(Input data begins)
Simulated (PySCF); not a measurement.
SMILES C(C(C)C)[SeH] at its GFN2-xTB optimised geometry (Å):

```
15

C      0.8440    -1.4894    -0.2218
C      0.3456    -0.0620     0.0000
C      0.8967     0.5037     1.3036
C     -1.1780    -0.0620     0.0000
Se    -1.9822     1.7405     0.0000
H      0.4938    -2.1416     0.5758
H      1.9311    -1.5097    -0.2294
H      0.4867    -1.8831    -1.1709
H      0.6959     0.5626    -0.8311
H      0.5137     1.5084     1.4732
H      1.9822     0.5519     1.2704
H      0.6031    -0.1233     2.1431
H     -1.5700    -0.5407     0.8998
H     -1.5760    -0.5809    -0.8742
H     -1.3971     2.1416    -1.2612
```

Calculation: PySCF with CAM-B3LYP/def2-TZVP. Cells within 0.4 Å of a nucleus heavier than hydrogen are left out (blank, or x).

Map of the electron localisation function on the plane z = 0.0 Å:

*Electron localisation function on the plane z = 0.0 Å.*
(Input data ends)

__Brief__.
Lines from the start of the material above through the line containing "Map of the electron" are to be duplicated exactly, and only those.

__Problem solution__.
Simulated (PySCF); not a measurement.
SMILES C(C(C)C)[SeH] at its GFN2-xTB optimised geometry (Å):

```
15

C      0.8440    -1.4894    -0.2218
C      0.3456    -0.0620     0.0000
C      0.8967     0.5037     1.3036
C     -1.1780    -0.0620     0.0000
Se    -1.9822     1.7405     0.0000
H      0.4938    -2.1416     0.5758
H      1.9311    -1.5097    -0.2294
H      0.4867    -1.8831    -1.1709
H      0.6959     0.5626    -0.8311
H      0.5137     1.5084     1.4732
H      1.9822     0.5519     1.2704
H      0.6031    -0.1233     2.1431
H     -1.5700    -0.5407     0.8998
H     -1.5760    -0.5809    -0.8742
H     -1.3971     2.1416    -1.2612
```

Calculation: PySCF with CAM-B3LYP/def2-TZVP. Cells within 0.4 Å of a nucleus heavier than hydrogen are left out (blank, or x).

Map of the electron localisation function on the plane z = 0.0 Å:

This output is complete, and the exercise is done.